Work instruction —
Produce an exact copy of all records below.

Material provided —
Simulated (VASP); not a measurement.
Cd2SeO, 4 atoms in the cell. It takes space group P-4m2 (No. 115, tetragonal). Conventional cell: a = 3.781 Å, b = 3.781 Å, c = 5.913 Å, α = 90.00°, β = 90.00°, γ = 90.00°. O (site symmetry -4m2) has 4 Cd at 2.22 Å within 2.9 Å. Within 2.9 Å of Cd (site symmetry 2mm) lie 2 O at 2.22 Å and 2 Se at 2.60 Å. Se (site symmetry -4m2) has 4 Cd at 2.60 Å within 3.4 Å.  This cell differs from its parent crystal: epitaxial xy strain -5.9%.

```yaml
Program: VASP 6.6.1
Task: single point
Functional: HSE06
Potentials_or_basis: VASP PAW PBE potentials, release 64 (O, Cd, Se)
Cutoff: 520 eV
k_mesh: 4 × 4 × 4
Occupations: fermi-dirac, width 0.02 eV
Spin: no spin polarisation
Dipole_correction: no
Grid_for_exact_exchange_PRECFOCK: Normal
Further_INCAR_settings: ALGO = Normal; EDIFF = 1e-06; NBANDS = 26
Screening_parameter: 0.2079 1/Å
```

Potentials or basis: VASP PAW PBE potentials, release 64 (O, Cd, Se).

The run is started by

Your response —
Simulated (VASP); not a measurement.
Cd2SeO, 4 atoms in the cell. It takes space group P-4m2 (No. 115, tetragonal). Conventional cell: a = 3.781 Å, b = 3.781 Å, c = 5.913 Å, α = 90.00°, β = 90.00°, γ = 90.00°. O (site symmetry -4m2) has 4 Cd at 2.22 Å within 2.9 Å. Within 2.9 Å of Cd (site symmetry 2mm) lie 2 O at 2.22 Å and 2 Se at 2.60 Å. Se (site symmetry -4m2) has 4 Cd at 2.60 Å within 3.4 Å.  This cell differs from its parent crystal: epitaxial xy strain -5.9%.

```yaml
Program: VASP 6.6.1
Task: single point
Functional: HSE06
Potentials_or_basis: VASP PAW PBE potentials, release 64 (O, Cd, Se)
Cutoff: 520 eV
k_mesh: 4 × 4 × 4
Occupations: fermi-dirac, width 0.02 eV
Spin: no spin polarisation
Dipole_correction: no
Grid_for_exact_exchange_PRECFOCK: Normal
Further_INCAR_settings: ALGO = Normal; EDIFF = 1e-06; NBANDS = 26
Screening_parameter: 0.2079 1/Å
```

Potentials or basis: VASP PAW PBE potentials, release 64 (O, Cd, Se).

The run is started by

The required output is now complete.